### INFORMATION PROVIDED ###

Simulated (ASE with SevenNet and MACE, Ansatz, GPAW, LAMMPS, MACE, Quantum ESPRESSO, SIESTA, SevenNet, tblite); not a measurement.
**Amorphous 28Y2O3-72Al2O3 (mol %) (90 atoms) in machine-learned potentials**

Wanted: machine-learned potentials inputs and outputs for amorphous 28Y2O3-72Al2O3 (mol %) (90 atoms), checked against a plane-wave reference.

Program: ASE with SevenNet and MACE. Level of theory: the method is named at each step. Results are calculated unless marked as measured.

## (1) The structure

###

[WORK ORDER]
All that is needed is the exact run of lines above from the line containing "Wanted: machine-learned potentials" through the line containing "Program: ASE with", both of them included.

[TASK ANSWER]
Wanted: machine-learned potentials inputs and outputs for amorphous 28Y2O3-72Al2O3 (mol %) (90 atoms), checked against a plane-wave reference.

Program: ASE with SevenNet and MACE. Level of theory: the method is named at each step. Results are calculated unless marked as measured.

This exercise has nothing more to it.